Work order: Repeat the listing below in full, keeping each word as given.

■ ■ ■

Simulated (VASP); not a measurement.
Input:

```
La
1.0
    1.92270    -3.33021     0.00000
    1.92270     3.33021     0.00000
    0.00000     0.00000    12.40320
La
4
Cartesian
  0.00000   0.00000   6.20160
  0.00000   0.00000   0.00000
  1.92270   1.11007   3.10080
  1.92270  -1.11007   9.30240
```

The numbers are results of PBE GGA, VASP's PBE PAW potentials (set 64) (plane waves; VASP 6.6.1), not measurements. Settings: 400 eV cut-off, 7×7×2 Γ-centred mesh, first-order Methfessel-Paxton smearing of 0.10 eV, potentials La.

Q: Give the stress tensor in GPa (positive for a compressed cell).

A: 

■ ■ ■

Reply:
Simulated (VASP); not a measurement.
Input:

```
La
1.0
    1.92270    -3.33021     0.00000
    1.92270     3.33021     0.00000
    0.00000     0.00000    12.40320
La
4
Cartesian
  0.00000   0.00000   6.20160
  0.00000   0.00000   0.00000
  1.92270   1.11007   3.10080
  1.92270  -1.11007   9.30240
```

The numbers are results of PBE GGA, VASP's PBE PAW potentials (set 64) (plane waves; VASP 6.6.1), not measurements. Settings: 400 eV cut-off, 7×7×2 Γ-centred mesh, first-order Methfessel-Paxton smearing of 0.10 eV, potentials La.

Q: Give the stress tensor in GPa (positive for a compressed cell).

A: 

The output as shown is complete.